## Available data
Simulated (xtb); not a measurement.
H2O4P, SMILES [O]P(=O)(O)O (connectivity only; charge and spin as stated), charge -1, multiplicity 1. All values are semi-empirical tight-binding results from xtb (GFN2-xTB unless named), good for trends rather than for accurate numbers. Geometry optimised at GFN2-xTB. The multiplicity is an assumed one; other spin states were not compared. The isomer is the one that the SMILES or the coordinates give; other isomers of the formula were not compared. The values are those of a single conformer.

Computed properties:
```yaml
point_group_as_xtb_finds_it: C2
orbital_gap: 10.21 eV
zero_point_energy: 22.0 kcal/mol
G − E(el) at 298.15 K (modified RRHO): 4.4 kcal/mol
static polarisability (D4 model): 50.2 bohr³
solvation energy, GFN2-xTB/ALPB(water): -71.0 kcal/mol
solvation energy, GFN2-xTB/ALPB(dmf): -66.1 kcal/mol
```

## Work task
What this exercise asks for is the data above, retyped exactly.

## Your response
Simulated (xtb); not a measurement.
H2O4P, SMILES [O]P(=O)(O)O (connectivity only; charge and spin as stated), charge -1, multiplicity 1. All values are semi-empirical tight-binding results from xtb (GFN2-xTB unless named), good for trends rather than for accurate numbers. Geometry optimised at GFN2-xTB. The multiplicity is an assumed one; other spin states were not compared. The isomer is the one that the SMILES or the coordinates give; other isomers of the formula were not compared. The values are those of a single conformer.

Computed properties:
```yaml
point_group_as_xtb_finds_it: C2
orbital_gap: 10.21 eV
zero_point_energy: 22.0 kcal/mol
G − E(el) at 298.15 K (modified RRHO): 4.4 kcal/mol
static polarisability (D4 model): 50.2 bohr³
solvation energy, GFN2-xTB/ALPB(water): -71.0 kcal/mol
solvation energy, GFN2-xTB/ALPB(dmf): -66.1 kcal/mol
```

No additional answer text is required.